--- START ---

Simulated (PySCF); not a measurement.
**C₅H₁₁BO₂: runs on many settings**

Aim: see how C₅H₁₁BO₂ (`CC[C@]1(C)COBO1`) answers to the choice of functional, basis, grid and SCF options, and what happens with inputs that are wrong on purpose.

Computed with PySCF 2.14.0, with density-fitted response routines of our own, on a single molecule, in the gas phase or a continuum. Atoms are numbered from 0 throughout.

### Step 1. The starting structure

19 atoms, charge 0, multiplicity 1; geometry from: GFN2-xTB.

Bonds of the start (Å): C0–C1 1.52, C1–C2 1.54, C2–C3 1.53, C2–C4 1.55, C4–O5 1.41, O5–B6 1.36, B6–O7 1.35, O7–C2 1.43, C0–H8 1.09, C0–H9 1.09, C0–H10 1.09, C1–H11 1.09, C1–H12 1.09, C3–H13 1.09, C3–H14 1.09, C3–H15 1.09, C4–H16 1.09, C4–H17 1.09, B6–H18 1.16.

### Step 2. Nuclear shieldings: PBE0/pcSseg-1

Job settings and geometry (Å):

--- END ---

• **ACTIVITY**: Up to and including the line with "### Step 2. Nuclear shieldings: PBE0/pcSseg-1", print every line of the records from the start.

• **ANSWER SPACE**:
Simulated (PySCF); not a measurement.
**C₅H₁₁BO₂: runs on many settings**

Aim: see how C₅H₁₁BO₂ (`CC[C@]1(C)COBO1`) answers to the choice of functional, basis, grid and SCF options, and what happens with inputs that are wrong on purpose.

Computed with PySCF 2.14.0, with density-fitted response routines of our own, on a single molecule, in the gas phase or a continuum. Atoms are numbered from 0 throughout.

### Step 1. The starting structure

19 atoms, charge 0, multiplicity 1; geometry from: GFN2-xTB.

Bonds of the start (Å): C0–C1 1.52, C1–C2 1.54, C2–C3 1.53, C2–C4 1.55, C4–O5 1.41, O5–B6 1.36, B6–O7 1.35, O7–C2 1.43, C0–H8 1.09, C0–H9 1.09, C0–H10 1.09, C1–H11 1.09, C1–H12 1.09, C3–H13 1.09, C3–H14 1.09, C3–H15 1.09, C4–H16 1.09, C4–H17 1.09, B6–H18 1.16.

### Step 2. Nuclear shieldings: PBE0/pcSseg-1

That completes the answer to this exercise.